(EXTRACTED RECORDS)
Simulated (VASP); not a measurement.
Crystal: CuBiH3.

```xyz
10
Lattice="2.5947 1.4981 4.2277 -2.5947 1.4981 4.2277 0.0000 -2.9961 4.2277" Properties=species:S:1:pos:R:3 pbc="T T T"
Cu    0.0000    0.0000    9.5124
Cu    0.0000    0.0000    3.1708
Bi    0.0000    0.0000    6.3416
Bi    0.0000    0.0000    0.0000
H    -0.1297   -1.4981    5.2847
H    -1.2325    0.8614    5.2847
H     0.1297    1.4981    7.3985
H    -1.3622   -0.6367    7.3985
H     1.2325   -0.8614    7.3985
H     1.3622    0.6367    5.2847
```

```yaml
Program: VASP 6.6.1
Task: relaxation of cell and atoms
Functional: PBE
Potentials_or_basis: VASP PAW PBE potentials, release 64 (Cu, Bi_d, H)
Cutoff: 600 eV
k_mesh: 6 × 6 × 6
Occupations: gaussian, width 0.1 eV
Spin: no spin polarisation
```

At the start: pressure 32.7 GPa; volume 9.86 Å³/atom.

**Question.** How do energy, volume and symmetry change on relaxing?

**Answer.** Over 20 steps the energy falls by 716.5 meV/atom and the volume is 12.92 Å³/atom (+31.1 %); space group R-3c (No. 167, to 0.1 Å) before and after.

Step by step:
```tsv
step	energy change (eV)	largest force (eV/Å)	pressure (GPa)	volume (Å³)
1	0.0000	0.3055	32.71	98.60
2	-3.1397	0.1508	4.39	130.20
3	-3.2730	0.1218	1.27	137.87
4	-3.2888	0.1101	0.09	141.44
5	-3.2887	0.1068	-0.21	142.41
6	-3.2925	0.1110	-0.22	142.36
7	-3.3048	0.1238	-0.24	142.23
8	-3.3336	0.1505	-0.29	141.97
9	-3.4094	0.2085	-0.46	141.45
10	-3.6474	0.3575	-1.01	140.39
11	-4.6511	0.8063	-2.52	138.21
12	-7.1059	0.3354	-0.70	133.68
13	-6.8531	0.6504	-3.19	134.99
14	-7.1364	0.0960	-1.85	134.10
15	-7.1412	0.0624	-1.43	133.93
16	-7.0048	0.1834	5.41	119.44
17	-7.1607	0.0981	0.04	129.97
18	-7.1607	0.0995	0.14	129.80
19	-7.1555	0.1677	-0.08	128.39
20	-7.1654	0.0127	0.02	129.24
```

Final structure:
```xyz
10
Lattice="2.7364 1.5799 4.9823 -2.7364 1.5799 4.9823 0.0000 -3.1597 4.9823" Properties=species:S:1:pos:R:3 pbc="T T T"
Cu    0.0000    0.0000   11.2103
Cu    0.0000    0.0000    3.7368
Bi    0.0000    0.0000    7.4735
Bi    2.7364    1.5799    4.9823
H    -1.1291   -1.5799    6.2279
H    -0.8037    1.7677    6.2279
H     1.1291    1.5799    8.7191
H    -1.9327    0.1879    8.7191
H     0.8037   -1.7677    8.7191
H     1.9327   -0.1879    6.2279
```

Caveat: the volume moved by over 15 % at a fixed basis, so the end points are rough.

(TASK ITEM)
All lines from the beginning of the entries through the line marked "change on relaxing?" are to be output exactly; nothing else belongs in the answer.

(TASK OUTPUT)
Simulated (VASP); not a measurement.
Crystal: CuBiH3.

```xyz
10
Lattice="2.5947 1.4981 4.2277 -2.5947 1.4981 4.2277 0.0000 -2.9961 4.2277" Properties=species:S:1:pos:R:3 pbc="T T T"
Cu    0.0000    0.0000    9.5124
Cu    0.0000    0.0000    3.1708
Bi    0.0000    0.0000    6.3416
Bi    0.0000    0.0000    0.0000
H    -0.1297   -1.4981    5.2847
H    -1.2325    0.8614    5.2847
H     0.1297    1.4981    7.3985
H    -1.3622   -0.6367    7.3985
H     1.2325   -0.8614    7.3985
H     1.3622    0.6367    5.2847
```

```yaml
Program: VASP 6.6.1
Task: relaxation of cell and atoms
Functional: PBE
Potentials_or_basis: VASP PAW PBE potentials, release 64 (Cu, Bi_d, H)
Cutoff: 600 eV
k_mesh: 6 × 6 × 6
Occupations: gaussian, width 0.1 eV
Spin: no spin polarisation
```

At the start: pressure 32.7 GPa; volume 9.86 Å³/atom.

**Question.** How do energy, volume and symmetry change on relaxing?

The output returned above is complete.